### [Extracted records]
──────

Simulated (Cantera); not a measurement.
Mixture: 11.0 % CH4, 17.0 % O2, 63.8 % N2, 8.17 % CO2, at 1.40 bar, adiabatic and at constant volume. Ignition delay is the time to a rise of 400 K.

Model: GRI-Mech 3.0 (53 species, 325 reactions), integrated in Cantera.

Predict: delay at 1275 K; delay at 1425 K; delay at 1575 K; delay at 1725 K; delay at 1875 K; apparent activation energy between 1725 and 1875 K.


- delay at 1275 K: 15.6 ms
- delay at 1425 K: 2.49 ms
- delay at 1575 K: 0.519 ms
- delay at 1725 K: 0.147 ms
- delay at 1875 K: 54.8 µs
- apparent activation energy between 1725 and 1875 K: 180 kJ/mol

──────

### [Work request]
Using the entries above, quote each line verbatim from the first through the line that contains "- delay at 1875 K: 54.8 µs".

### [Response box]
Simulated (Cantera); not a measurement.
Mixture: 11.0 % CH4, 17.0 % O2, 63.8 % N2, 8.17 % CO2, at 1.40 bar, adiabatic and at constant volume. Ignition delay is the time to a rise of 400 K.

Model: GRI-Mech 3.0 (53 species, 325 reactions), integrated in Cantera.

Predict: delay at 1275 K; delay at 1425 K; delay at 1575 K; delay at 1725 K; delay at 1875 K; apparent activation energy between 1725 and 1875 K.


- delay at 1275 K: 15.6 ms
- delay at 1425 K: 2.49 ms
- delay at 1575 K: 0.519 ms
- delay at 1725 K: 0.147 ms
- delay at 1875 K: 54.8 µs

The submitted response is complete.